▶ Supplied information:
════════
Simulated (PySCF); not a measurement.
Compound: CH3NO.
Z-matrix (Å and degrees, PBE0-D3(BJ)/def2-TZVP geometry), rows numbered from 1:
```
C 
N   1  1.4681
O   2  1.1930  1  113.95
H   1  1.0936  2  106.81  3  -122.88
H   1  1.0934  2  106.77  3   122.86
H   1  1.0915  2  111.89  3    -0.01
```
════════

▶ Task item:
Reproduce the data. Match each line exactly.

▶ Task solution:
Simulated (PySCF); not a measurement.
Compound: CH3NO.
Z-matrix (Å and degrees, PBE0-D3(BJ)/def2-TZVP geometry), rows numbered from 1:
```
C 
N   1  1.4681
O   2  1.1930  1  113.95
H   1  1.0936  2  106.81  3  -122.88
H   1  1.0934  2  106.77  3   122.86
H   1  1.0915  2  111.89  3    -0.01
```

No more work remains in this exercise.